■ Data supplied ■

□ □ □ □

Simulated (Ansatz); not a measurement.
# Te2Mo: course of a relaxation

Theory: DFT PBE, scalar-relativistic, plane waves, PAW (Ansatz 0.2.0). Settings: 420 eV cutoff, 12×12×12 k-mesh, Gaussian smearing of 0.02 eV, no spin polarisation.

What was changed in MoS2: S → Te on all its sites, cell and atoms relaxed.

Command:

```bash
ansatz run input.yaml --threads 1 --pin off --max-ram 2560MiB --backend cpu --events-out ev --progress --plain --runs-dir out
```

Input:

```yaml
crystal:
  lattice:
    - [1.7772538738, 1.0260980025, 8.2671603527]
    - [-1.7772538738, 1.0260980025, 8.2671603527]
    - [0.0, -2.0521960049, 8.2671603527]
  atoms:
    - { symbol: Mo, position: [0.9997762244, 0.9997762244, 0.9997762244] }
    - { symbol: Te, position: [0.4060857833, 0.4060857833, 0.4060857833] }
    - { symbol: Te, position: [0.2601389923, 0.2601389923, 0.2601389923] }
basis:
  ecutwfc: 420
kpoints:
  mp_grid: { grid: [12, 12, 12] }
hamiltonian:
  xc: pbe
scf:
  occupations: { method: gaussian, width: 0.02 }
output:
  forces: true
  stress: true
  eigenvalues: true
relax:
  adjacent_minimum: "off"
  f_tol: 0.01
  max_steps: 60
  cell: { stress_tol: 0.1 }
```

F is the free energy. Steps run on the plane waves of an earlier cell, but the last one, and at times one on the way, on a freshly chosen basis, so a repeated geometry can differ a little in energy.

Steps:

□ □ □ □

■ Work task ■
Restate the material exactly, from its opening line to its closing one.

■ Result ■
Simulated (Ansatz); not a measurement.
# Te2Mo: course of a relaxation

Theory: DFT PBE, scalar-relativistic, plane waves, PAW (Ansatz 0.2.0). Settings: 420 eV cutoff, 12×12×12 k-mesh, Gaussian smearing of 0.02 eV, no spin polarisation.

What was changed in MoS2: S → Te on all its sites, cell and atoms relaxed.

Command:

```bash
ansatz run input.yaml --threads 1 --pin off --max-ram 2560MiB --backend cpu --events-out ev --progress --plain --runs-dir out
```

Input:

```yaml
crystal:
  lattice:
    - [1.7772538738, 1.0260980025, 8.2671603527]
    - [-1.7772538738, 1.0260980025, 8.2671603527]
    - [0.0, -2.0521960049, 8.2671603527]
  atoms:
    - { symbol: Mo, position: [0.9997762244, 0.9997762244, 0.9997762244] }
    - { symbol: Te, position: [0.4060857833, 0.4060857833, 0.4060857833] }
    - { symbol: Te, position: [0.2601389923, 0.2601389923, 0.2601389923] }
basis:
  ecutwfc: 420
kpoints:
  mp_grid: { grid: [12, 12, 12] }
hamiltonian:
  xc: pbe
scf:
  occupations: { method: gaussian, width: 0.02 }
output:
  forces: true
  stress: true
  eigenvalues: true
relax:
  adjacent_minimum: "off"
  f_tol: 0.01
  max_steps: 60
  cell: { stress_tol: 0.1 }
```

F is the free energy. Steps run on the plane waves of an earlier cell, but the last one, and at times one on the way, on a freshly chosen basis, so a repeated geometry can differ a little in energy.

Steps:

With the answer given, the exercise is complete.